**ASSIGNED TASK:** Copy out again, unchanged, the listing below from the line that has "none | 2.9 |" through the line that has "A k mesh can".

::: EXTRACTED INFORMATION :::
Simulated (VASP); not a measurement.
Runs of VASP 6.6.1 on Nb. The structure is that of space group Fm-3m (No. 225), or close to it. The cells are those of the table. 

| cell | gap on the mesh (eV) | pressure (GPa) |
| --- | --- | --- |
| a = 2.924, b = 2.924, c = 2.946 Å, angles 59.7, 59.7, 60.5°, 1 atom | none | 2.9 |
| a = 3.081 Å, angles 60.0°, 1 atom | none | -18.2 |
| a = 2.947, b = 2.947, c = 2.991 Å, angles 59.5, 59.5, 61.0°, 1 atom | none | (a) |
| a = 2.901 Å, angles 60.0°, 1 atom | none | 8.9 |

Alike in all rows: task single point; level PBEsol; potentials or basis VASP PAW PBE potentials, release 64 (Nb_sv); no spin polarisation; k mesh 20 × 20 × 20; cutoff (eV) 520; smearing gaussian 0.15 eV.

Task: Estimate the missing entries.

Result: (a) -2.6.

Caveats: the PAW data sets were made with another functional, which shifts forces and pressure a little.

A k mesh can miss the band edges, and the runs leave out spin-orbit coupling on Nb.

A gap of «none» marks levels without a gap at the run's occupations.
:::

**TASK ANSWER:**
| a = 2.924, b = 2.924, c = 2.946 Å, angles 59.7, 59.7, 60.5°, 1 atom | none | 2.9 |
| a = 3.081 Å, angles 60.0°, 1 atom | none | -18.2 |
| a = 2.947, b = 2.947, c = 2.991 Å, angles 59.5, 59.5, 61.0°, 1 atom | none | (a) |
| a = 2.901 Å, angles 60.0°, 1 atom | none | 8.9 |

Alike in all rows: task single point; level PBEsol; potentials or basis VASP PAW PBE potentials, release 64 (Nb_sv); no spin polarisation; k mesh 20 × 20 × 20; cutoff (eV) 520; smearing gaussian 0.15 eV.

Task: Estimate the missing entries.

Result: (a) -2.6.

Caveats: the PAW data sets were made with another functional, which shifts forces and pressure a little.

A k mesh can miss the band edges, and the runs leave out spin-orbit coupling on Nb.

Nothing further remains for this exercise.